Required action: Give back, word for word, the lines in the listing below from the one holding "axis | 1.69 Å |" down to the one holding "(PBE) | 3.4 mₑ |", both ends included.

Data extract:
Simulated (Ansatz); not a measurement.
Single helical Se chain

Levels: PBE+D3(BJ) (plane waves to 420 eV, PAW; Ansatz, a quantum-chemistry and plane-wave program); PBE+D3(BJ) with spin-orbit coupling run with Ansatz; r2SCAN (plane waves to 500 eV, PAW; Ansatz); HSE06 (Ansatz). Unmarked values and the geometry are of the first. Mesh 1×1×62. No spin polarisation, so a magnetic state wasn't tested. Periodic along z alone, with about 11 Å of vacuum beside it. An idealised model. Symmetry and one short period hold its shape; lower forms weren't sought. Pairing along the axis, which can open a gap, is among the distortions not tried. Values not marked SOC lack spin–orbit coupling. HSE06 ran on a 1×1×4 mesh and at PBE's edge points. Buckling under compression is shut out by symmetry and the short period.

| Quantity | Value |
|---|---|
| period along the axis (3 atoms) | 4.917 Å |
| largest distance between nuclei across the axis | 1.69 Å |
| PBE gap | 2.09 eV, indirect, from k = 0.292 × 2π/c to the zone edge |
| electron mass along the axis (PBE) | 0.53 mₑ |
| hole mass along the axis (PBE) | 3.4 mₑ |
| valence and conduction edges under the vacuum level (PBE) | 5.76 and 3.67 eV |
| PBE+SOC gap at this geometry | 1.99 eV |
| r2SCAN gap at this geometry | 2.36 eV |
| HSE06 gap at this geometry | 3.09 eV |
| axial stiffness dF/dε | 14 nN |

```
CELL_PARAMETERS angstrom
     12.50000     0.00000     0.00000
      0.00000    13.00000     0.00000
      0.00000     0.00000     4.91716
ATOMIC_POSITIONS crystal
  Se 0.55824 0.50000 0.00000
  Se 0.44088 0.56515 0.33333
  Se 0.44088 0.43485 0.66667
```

Your response:
| largest distance between nuclei across the axis | 1.69 Å |
| PBE gap | 2.09 eV, indirect, from k = 0.292 × 2π/c to the zone edge |
| electron mass along the axis (PBE) | 0.53 mₑ |
| hole mass along the axis (PBE) | 3.4 mₑ |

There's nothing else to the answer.